**ACTION ITEM**: Would you copy out the whole listing exactly as given?

**SOURCE MATERIAL**:
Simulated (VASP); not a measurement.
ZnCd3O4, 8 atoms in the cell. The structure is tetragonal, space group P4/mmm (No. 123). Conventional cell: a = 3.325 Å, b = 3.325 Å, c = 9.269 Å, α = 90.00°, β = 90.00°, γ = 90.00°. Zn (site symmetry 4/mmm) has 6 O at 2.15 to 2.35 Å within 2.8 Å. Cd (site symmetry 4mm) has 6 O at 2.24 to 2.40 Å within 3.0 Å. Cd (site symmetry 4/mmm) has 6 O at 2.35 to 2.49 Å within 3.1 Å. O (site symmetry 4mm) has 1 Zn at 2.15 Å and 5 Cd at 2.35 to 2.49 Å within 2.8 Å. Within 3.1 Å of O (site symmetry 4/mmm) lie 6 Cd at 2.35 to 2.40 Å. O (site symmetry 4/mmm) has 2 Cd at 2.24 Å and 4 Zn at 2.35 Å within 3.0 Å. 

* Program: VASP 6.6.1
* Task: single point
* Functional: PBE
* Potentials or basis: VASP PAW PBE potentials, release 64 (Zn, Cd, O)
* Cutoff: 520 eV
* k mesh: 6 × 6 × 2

**REPLY**:
Simulated (VASP); not a measurement.
ZnCd3O4, 8 atoms in the cell. The structure is tetragonal, space group P4/mmm (No. 123). Conventional cell: a = 3.325 Å, b = 3.325 Å, c = 9.269 Å, α = 90.00°, β = 90.00°, γ = 90.00°. Zn (site symmetry 4/mmm) has 6 O at 2.15 to 2.35 Å within 2.8 Å. Cd (site symmetry 4mm) has 6 O at 2.24 to 2.40 Å within 3.0 Å. Cd (site symmetry 4/mmm) has 6 O at 2.35 to 2.49 Å within 3.1 Å. O (site symmetry 4mm) has 1 Zn at 2.15 Å and 5 Cd at 2.35 to 2.49 Å within 2.8 Å. Within 3.1 Å of O (site symmetry 4/mmm) lie 6 Cd at 2.35 to 2.40 Å. O (site symmetry 4/mmm) has 2 Cd at 2.24 Å and 4 Zn at 2.35 Å within 3.0 Å. 

* Program: VASP 6.6.1
* Task: single point
* Functional: PBE
* Potentials or basis: VASP PAW PBE potentials, release 64 (Zn, Cd, O)
* Cutoff: 520 eV
* k mesh: 6 × 6 × 2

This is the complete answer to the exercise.